── Dataset extract

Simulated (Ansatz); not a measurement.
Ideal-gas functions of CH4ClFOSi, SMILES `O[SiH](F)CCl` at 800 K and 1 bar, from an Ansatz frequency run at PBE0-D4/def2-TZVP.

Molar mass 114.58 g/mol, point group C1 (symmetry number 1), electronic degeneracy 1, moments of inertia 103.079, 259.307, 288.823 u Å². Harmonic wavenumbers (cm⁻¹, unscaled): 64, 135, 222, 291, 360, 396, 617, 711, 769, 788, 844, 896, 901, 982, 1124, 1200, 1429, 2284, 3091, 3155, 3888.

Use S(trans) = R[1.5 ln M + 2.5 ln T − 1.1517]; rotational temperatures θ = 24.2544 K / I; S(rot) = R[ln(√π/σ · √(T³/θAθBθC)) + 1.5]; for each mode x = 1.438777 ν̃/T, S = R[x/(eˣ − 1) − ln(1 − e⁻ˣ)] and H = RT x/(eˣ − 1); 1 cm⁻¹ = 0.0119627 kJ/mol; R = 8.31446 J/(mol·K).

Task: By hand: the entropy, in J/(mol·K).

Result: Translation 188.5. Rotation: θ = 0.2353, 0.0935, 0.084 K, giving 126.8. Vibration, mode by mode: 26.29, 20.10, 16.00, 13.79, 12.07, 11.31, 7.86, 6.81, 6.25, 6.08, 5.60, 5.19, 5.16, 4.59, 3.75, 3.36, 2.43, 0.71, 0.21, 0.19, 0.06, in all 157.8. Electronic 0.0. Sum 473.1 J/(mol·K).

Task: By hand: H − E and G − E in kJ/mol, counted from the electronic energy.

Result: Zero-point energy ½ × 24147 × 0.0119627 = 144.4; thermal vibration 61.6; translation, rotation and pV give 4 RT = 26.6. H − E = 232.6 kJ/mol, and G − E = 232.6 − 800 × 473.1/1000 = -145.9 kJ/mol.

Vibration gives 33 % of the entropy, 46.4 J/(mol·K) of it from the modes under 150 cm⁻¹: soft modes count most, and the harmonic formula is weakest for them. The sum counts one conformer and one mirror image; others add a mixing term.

────

● Required action: From the top of the listing above, restate each line word for word up to and including the line with "Task: By hand: H"; add nothing else.

● Response box:
Simulated (Ansatz); not a measurement.
Ideal-gas functions of CH4ClFOSi, SMILES `O[SiH](F)CCl` at 800 K and 1 bar, from an Ansatz frequency run at PBE0-D4/def2-TZVP.

Molar mass 114.58 g/mol, point group C1 (symmetry number 1), electronic degeneracy 1, moments of inertia 103.079, 259.307, 288.823 u Å². Harmonic wavenumbers (cm⁻¹, unscaled): 64, 135, 222, 291, 360, 396, 617, 711, 769, 788, 844, 896, 901, 982, 1124, 1200, 1429, 2284, 3091, 3155, 3888.

Use S(trans) = R[1.5 ln M + 2.5 ln T − 1.1517]; rotational temperatures θ = 24.2544 K / I; S(rot) = R[ln(√π/σ · √(T³/θAθBθC)) + 1.5]; for each mode x = 1.438777 ν̃/T, S = R[x/(eˣ − 1) − ln(1 − e⁻ˣ)] and H = RT x/(eˣ − 1); 1 cm⁻¹ = 0.0119627 kJ/mol; R = 8.31446 J/(mol·K).

Task: By hand: the entropy, in J/(mol·K).

Result: Translation 188.5. Rotation: θ = 0.2353, 0.0935, 0.084 K, giving 126.8. Vibration, mode by mode: 26.29, 20.10, 16.00, 13.79, 12.07, 11.31, 7.86, 6.81, 6.25, 6.08, 5.60, 5.19, 5.16, 4.59, 3.75, 3.36, 2.43, 0.71, 0.21, 0.19, 0.06, in all 157.8. Electronic 0.0. Sum 473.1 J/(mol·K).

Task: By hand: H − E and G − E in kJ/mol, counted from the electronic energy.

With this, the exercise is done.